Please make an exact transcription of all the data that follows.

### RECORD EXTRACTS

☆ ☆ ☆ ☆ ☆ ☆ ☆

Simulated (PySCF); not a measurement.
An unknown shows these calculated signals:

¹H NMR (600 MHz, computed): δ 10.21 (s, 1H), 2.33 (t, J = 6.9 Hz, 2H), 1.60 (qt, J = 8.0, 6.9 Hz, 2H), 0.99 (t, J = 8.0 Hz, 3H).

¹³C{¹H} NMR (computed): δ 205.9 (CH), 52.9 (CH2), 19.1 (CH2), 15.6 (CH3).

☆ ☆ ☆ ☆ ☆ ☆ ☆

### EXERCISE OUTPUT
Simulated (PySCF); not a measurement.
An unknown shows these calculated signals:

¹H NMR (600 MHz, computed): δ 10.21 (s, 1H), 2.33 (t, J = 6.9 Hz, 2H), 1.60 (qt, J = 8.0, 6.9 Hz, 2H), 0.99 (t, J = 8.0 Hz, 3H).

¹³C{¹H} NMR (computed): δ 205.9 (CH), 52.9 (CH2), 19.1 (CH2), 15.6 (CH3).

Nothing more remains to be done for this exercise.